» Exercise:
Only the lines from the start of the entries through the line with "5.55 | +0.023 |" are wanted; please output them exactly.

» Supplied information:
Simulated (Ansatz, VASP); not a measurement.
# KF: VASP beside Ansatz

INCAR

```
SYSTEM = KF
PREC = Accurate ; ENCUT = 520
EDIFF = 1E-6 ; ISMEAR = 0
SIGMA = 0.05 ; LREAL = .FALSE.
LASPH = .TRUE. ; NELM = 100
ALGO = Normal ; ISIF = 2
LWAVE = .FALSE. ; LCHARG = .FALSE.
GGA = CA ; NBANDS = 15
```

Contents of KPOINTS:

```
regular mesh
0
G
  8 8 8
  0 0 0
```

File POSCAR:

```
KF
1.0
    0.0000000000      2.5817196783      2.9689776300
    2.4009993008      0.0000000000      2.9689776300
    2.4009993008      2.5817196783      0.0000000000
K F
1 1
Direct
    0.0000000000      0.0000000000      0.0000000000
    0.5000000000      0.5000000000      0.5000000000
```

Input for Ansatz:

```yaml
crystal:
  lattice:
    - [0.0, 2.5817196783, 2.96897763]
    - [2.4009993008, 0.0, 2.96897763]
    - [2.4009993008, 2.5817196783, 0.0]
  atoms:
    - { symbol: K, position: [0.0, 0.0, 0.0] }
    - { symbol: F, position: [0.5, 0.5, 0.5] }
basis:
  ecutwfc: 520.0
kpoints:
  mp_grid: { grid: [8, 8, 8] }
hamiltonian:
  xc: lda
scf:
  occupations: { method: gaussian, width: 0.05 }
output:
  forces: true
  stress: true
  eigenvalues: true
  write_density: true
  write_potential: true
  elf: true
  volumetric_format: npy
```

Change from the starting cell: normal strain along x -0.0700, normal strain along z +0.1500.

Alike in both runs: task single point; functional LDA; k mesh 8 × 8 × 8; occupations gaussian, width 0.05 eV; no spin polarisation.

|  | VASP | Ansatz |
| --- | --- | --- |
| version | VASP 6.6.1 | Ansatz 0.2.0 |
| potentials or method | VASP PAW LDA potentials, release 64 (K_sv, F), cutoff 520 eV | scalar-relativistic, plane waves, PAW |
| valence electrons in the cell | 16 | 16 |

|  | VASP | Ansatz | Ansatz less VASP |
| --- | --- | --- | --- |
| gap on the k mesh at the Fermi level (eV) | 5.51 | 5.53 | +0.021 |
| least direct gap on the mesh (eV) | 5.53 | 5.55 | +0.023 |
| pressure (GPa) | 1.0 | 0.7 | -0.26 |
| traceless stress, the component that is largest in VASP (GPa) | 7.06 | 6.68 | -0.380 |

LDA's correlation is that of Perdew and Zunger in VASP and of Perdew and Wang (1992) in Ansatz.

» Answer box:
Simulated (Ansatz, VASP); not a measurement.
# KF: VASP beside Ansatz

INCAR

```
SYSTEM = KF
PREC = Accurate ; ENCUT = 520
EDIFF = 1E-6 ; ISMEAR = 0
SIGMA = 0.05 ; LREAL = .FALSE.
LASPH = .TRUE. ; NELM = 100
ALGO = Normal ; ISIF = 2
LWAVE = .FALSE. ; LCHARG = .FALSE.
GGA = CA ; NBANDS = 15
```

Contents of KPOINTS:

```
regular mesh
0
G
  8 8 8
  0 0 0
```

File POSCAR:

```
KF
1.0
    0.0000000000      2.5817196783      2.9689776300
    2.4009993008      0.0000000000      2.9689776300
    2.4009993008      2.5817196783      0.0000000000
K F
1 1
Direct
    0.0000000000      0.0000000000      0.0000000000
    0.5000000000      0.5000000000      0.5000000000
```

Input for Ansatz:

```yaml
crystal:
  lattice:
    - [0.0, 2.5817196783, 2.96897763]
    - [2.4009993008, 0.0, 2.96897763]
    - [2.4009993008, 2.5817196783, 0.0]
  atoms:
    - { symbol: K, position: [0.0, 0.0, 0.0] }
    - { symbol: F, position: [0.5, 0.5, 0.5] }
basis:
  ecutwfc: 520.0
kpoints:
  mp_grid: { grid: [8, 8, 8] }
hamiltonian:
  xc: lda
scf:
  occupations: { method: gaussian, width: 0.05 }
output:
  forces: true
  stress: true
  eigenvalues: true
  write_density: true
  write_potential: true
  elf: true
  volumetric_format: npy
```

Change from the starting cell: normal strain along x -0.0700, normal strain along z +0.1500.

Alike in both runs: task single point; functional LDA; k mesh 8 × 8 × 8; occupations gaussian, width 0.05 eV; no spin polarisation.

|  | VASP | Ansatz |
| --- | --- | --- |
| version | VASP 6.6.1 | Ansatz 0.2.0 |
| potentials or method | VASP PAW LDA potentials, release 64 (K_sv, F), cutoff 520 eV | scalar-relativistic, plane waves, PAW |
| valence electrons in the cell | 16 | 16 |

|  | VASP | Ansatz | Ansatz less VASP |
| --- | --- | --- | --- |
| gap on the k mesh at the Fermi level (eV) | 5.51 | 5.53 | +0.021 |
| least direct gap on the mesh (eV) | 5.53 | 5.55 | +0.023 |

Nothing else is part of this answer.